● **Given records**:
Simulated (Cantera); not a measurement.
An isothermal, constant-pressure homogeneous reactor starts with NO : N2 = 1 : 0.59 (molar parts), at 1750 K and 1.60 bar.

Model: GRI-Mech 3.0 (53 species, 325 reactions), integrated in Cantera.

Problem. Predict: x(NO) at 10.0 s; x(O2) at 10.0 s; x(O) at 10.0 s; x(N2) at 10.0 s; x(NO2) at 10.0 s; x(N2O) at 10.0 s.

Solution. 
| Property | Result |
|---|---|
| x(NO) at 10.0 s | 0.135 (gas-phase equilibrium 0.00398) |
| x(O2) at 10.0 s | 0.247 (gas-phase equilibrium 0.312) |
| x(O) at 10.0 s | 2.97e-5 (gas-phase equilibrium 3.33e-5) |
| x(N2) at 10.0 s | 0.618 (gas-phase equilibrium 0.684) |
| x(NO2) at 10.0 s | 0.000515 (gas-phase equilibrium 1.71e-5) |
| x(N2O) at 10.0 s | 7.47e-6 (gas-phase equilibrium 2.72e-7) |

● **Action item**: Transcribe the entire listing above precisely.

● **Your solution**:
Simulated (Cantera); not a measurement.
An isothermal, constant-pressure homogeneous reactor starts with NO : N2 = 1 : 0.59 (molar parts), at 1750 K and 1.60 bar.

Model: GRI-Mech 3.0 (53 species, 325 reactions), integrated in Cantera.

Problem. Predict: x(NO) at 10.0 s; x(O2) at 10.0 s; x(O) at 10.0 s; x(N2) at 10.0 s; x(NO2) at 10.0 s; x(N2O) at 10.0 s.

Solution. 
| Property | Result |
|---|---|
| x(NO) at 10.0 s | 0.135 (gas-phase equilibrium 0.00398) |
| x(O2) at 10.0 s | 0.247 (gas-phase equilibrium 0.312) |
| x(O) at 10.0 s | 2.97e-5 (gas-phase equilibrium 3.33e-5) |
| x(N2) at 10.0 s | 0.618 (gas-phase equilibrium 0.684) |
| x(NO2) at 10.0 s | 0.000515 (gas-phase equilibrium 1.71e-5) |
| x(N2O) at 10.0 s | 7.47e-6 (gas-phase equilibrium 2.72e-7) |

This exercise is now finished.